### [ASSIGNMENT]
Give every entry again, exactly as it stands.

### [RAW DATA]
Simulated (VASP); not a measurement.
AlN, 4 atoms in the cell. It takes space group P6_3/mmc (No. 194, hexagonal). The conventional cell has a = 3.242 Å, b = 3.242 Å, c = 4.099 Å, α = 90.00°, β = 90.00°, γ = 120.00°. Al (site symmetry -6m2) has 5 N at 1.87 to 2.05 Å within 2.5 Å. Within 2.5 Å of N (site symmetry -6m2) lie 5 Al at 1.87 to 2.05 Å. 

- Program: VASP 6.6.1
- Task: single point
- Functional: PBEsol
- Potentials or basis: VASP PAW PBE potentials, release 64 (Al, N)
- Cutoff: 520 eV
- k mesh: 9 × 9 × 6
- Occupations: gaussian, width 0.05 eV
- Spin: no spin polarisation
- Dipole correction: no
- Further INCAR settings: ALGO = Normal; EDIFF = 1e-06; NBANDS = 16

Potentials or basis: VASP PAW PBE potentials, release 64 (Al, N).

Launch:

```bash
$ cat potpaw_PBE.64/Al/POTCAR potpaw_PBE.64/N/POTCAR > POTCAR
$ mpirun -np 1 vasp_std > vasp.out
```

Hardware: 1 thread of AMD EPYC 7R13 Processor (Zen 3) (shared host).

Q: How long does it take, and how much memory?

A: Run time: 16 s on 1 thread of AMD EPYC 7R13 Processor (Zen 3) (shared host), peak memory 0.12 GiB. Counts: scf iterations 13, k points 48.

### [EXERCISE ANSWER]
Simulated (VASP); not a measurement.
AlN, 4 atoms in the cell. It takes space group P6_3/mmc (No. 194, hexagonal). The conventional cell has a = 3.242 Å, b = 3.242 Å, c = 4.099 Å, α = 90.00°, β = 90.00°, γ = 120.00°. Al (site symmetry -6m2) has 5 N at 1.87 to 2.05 Å within 2.5 Å. Within 2.5 Å of N (site symmetry -6m2) lie 5 Al at 1.87 to 2.05 Å. 

- Program: VASP 6.6.1
- Task: single point
- Functional: PBEsol
- Potentials or basis: VASP PAW PBE potentials, release 64 (Al, N)
- Cutoff: 520 eV
- k mesh: 9 × 9 × 6
- Occupations: gaussian, width 0.05 eV
- Spin: no spin polarisation
- Dipole correction: no
- Further INCAR settings: ALGO = Normal; EDIFF = 1e-06; NBANDS = 16

Potentials or basis: VASP PAW PBE potentials, release 64 (Al, N).

Launch:

```bash
$ cat potpaw_PBE.64/Al/POTCAR potpaw_PBE.64/N/POTCAR > POTCAR
$ mpirun -np 1 vasp_std > vasp.out
```

Hardware: 1 thread of AMD EPYC 7R13 Processor (Zen 3) (shared host).

Q: How long does it take, and how much memory?

A: Run time: 16 s on 1 thread of AMD EPYC 7R13 Processor (Zen 3) (shared host), peak memory 0.12 GiB. Counts: scf iterations 13, k points 48.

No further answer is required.